┏━━

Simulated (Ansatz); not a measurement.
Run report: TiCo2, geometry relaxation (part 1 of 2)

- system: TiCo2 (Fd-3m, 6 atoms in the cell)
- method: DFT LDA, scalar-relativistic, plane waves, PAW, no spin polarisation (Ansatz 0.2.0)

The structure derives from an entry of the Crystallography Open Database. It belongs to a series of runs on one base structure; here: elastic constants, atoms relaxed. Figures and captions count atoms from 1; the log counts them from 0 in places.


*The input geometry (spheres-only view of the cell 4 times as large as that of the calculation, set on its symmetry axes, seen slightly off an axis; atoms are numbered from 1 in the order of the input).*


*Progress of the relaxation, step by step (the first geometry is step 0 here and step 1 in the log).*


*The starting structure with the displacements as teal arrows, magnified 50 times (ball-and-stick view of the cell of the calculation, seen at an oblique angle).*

┗━━

WORK ITEM: In your answer, reproduce every entry exactly as it was written.

SOLUTION:
Simulated (Ansatz); not a measurement.
Run report: TiCo2, geometry relaxation (part 1 of 2)

- system: TiCo2 (Fd-3m, 6 atoms in the cell)
- method: DFT LDA, scalar-relativistic, plane waves, PAW, no spin polarisation (Ansatz 0.2.0)

The structure derives from an entry of the Crystallography Open Database. It belongs to a series of runs on one base structure; here: elastic constants, atoms relaxed. Figures and captions count atoms from 1; the log counts them from 0 in places.


*The input geometry (spheres-only view of the cell 4 times as large as that of the calculation, set on its symmetry axes, seen slightly off an axis; atoms are numbered from 1 in the order of the input).*


*Progress of the relaxation, step by step (the first geometry is step 0 here and step 1 in the log).*


*The starting structure with the displacements as teal arrows, magnified 50 times (ball-and-stick view of the cell of the calculation, seen at an oblique angle).*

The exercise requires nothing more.